### EXTRACTED MATERIAL

<<<<

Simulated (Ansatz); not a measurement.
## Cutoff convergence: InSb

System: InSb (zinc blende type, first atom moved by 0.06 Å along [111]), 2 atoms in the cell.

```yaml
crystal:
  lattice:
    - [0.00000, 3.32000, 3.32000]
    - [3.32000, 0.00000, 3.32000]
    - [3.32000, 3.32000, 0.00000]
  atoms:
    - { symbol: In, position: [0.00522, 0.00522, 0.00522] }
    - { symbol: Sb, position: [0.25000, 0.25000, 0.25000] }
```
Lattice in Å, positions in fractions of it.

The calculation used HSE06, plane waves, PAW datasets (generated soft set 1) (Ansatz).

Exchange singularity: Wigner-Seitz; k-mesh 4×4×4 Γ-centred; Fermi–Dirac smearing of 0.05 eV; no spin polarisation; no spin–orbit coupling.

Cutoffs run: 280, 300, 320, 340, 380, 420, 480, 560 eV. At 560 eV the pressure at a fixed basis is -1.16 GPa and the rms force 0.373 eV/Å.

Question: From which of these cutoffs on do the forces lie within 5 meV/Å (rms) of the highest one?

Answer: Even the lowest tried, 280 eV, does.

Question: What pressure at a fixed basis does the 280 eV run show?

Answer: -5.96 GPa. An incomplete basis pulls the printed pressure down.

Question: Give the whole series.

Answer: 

>>>>

### WORK INSTRUCTION
Both the line containing "Lattice in Å, positions in fractions of it." and the line containing "Question: Give the whole series." belong in the answer. Print them and every line above that falls between them exactly, and no others.

### PROBLEM SOLUTION
Lattice in Å, positions in fractions of it.

The calculation used HSE06, plane waves, PAW datasets (generated soft set 1) (Ansatz).

Exchange singularity: Wigner-Seitz; k-mesh 4×4×4 Γ-centred; Fermi–Dirac smearing of 0.05 eV; no spin polarisation; no spin–orbit coupling.

Cutoffs run: 280, 300, 320, 340, 380, 420, 480, 560 eV. At 560 eV the pressure at a fixed basis is -1.16 GPa and the rms force 0.373 eV/Å.

Question: From which of these cutoffs on do the forces lie within 5 meV/Å (rms) of the highest one?

Answer: Even the lowest tried, 280 eV, does.

Question: What pressure at a fixed basis does the 280 eV run show?

Answer: -5.96 GPa. An incomplete basis pulls the printed pressure down.

Question: Give the whole series.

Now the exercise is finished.